** Opening RECORD SET block **
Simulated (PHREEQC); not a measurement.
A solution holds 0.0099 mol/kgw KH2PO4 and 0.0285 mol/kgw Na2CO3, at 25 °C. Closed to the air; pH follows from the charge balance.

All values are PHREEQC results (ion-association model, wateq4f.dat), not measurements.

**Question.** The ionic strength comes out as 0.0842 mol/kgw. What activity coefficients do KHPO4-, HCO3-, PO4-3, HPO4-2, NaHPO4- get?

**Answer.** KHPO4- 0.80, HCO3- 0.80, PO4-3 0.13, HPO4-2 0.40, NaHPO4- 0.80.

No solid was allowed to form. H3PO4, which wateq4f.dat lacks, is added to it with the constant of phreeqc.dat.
** Closing RECORD SET block **

Reproduce exactly, and with no other material, the lines between those holding "All values are" and "0.40, NaHPO4- 0.80.", inclusive.

RESULT>
All values are PHREEQC results (ion-association model, wateq4f.dat), not measurements.

**Question.** The ionic strength comes out as 0.0842 mol/kgw. What activity coefficients do KHPO4-, HCO3-, PO4-3, HPO4-2, NaHPO4- get?

**Answer.** KHPO4- 0.80, HCO3- 0.80, PO4-3 0.13, HPO4-2 0.40, NaHPO4- 0.80.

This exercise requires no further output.